WORK TASK: From the records below, output exactly the lines running from the line containing "Question: Fill in the values left out." through the line containing "Caveats: the PAW", and no others.

━━━━━━━━━━
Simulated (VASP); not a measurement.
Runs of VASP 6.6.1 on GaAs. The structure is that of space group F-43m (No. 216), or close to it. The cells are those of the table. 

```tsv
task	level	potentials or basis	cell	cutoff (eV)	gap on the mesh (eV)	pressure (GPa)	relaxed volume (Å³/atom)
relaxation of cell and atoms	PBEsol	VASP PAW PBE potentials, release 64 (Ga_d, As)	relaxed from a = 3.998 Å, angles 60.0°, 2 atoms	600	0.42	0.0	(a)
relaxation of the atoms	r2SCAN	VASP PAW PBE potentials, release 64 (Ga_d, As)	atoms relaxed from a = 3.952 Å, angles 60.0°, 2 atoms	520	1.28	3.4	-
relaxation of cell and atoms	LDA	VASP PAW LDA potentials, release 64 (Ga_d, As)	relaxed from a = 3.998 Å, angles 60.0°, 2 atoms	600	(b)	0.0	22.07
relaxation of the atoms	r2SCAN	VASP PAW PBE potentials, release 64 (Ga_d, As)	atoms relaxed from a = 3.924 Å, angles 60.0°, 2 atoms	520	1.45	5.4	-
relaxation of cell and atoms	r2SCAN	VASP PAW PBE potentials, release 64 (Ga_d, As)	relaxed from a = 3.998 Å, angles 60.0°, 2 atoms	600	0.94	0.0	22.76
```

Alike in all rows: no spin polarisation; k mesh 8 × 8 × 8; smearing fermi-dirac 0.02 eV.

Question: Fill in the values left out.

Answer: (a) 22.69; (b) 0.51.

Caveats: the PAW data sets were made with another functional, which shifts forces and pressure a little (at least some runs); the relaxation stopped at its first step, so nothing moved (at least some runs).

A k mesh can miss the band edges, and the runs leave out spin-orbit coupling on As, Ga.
━━━━━━━━━━

EXPECTED ANSWER:
Question: Fill in the values left out.

Answer: (a) 22.69; (b) 0.51.

Caveats: the PAW data sets were made with another functional, which shifts forces and pressure a little (at least some runs); the relaxation stopped at its first step, so nothing moved (at least some runs).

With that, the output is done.